Activity: Your output should be the whole listing, identical to the original.

Entries shown:
:::

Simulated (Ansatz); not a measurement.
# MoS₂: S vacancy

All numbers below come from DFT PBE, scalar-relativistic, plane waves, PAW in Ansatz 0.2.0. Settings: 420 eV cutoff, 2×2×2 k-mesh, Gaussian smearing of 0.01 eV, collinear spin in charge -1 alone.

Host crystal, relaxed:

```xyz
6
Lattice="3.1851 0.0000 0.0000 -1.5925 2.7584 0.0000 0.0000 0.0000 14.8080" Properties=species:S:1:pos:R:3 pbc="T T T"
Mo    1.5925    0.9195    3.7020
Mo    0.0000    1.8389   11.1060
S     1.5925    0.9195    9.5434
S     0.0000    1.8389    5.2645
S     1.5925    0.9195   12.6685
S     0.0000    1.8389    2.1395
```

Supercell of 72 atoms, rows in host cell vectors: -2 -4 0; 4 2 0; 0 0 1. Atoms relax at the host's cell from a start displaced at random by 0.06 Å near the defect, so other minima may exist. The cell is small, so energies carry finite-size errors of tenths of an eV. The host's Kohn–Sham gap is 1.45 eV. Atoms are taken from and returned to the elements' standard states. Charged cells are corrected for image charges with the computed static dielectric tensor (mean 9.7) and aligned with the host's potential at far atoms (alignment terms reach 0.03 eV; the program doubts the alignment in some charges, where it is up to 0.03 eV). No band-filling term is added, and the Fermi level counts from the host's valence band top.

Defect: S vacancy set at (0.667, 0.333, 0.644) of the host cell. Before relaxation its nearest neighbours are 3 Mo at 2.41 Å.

:::

Response:
Simulated (Ansatz); not a measurement.
# MoS₂: S vacancy

All numbers below come from DFT PBE, scalar-relativistic, plane waves, PAW in Ansatz 0.2.0. Settings: 420 eV cutoff, 2×2×2 k-mesh, Gaussian smearing of 0.01 eV, collinear spin in charge -1 alone.

Host crystal, relaxed:

```xyz
6
Lattice="3.1851 0.0000 0.0000 -1.5925 2.7584 0.0000 0.0000 0.0000 14.8080" Properties=species:S:1:pos:R:3 pbc="T T T"
Mo    1.5925    0.9195    3.7020
Mo    0.0000    1.8389   11.1060
S     1.5925    0.9195    9.5434
S     0.0000    1.8389    5.2645
S     1.5925    0.9195   12.6685
S     0.0000    1.8389    2.1395
```

Supercell of 72 atoms, rows in host cell vectors: -2 -4 0; 4 2 0; 0 0 1. Atoms relax at the host's cell from a start displaced at random by 0.06 Å near the defect, so other minima may exist. The cell is small, so energies carry finite-size errors of tenths of an eV. The host's Kohn–Sham gap is 1.45 eV. Atoms are taken from and returned to the elements' standard states. Charged cells are corrected for image charges with the computed static dielectric tensor (mean 9.7) and aligned with the host's potential at far atoms (alignment terms reach 0.03 eV; the program doubts the alignment in some charges, where it is up to 0.03 eV). No band-filling term is added, and the Fermi level counts from the host's valence band top.

Defect: S vacancy set at (0.667, 0.333, 0.644) of the host cell. Before relaxation its nearest neighbours are 3 Mo at 2.41 Å.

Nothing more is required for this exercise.